DATASET RECORDS:
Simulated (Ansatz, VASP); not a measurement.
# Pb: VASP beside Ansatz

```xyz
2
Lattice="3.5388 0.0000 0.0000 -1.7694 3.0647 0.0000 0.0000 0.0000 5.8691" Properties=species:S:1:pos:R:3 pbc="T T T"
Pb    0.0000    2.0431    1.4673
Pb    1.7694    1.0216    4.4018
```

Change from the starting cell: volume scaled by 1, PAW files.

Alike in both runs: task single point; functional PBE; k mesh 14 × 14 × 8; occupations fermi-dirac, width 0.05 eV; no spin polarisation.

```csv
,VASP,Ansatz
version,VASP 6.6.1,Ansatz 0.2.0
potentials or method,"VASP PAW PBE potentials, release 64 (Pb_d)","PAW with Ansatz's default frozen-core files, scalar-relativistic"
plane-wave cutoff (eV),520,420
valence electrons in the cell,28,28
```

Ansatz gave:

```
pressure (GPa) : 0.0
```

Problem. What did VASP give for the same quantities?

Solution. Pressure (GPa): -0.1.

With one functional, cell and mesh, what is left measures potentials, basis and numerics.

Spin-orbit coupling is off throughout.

ASSIGNMENT: Your task is to quote, without any alteration, the lines running from the top of the records to the line that holds "Change from the", both included.

PROBLEM SOLUTION:
Simulated (Ansatz, VASP); not a measurement.
# Pb: VASP beside Ansatz

```xyz
2
Lattice="3.5388 0.0000 0.0000 -1.7694 3.0647 0.0000 0.0000 0.0000 5.8691" Properties=species:S:1:pos:R:3 pbc="T T T"
Pb    0.0000    2.0431    1.4673
Pb    1.7694    1.0216    4.4018
```

Change from the starting cell: volume scaled by 1, PAW files.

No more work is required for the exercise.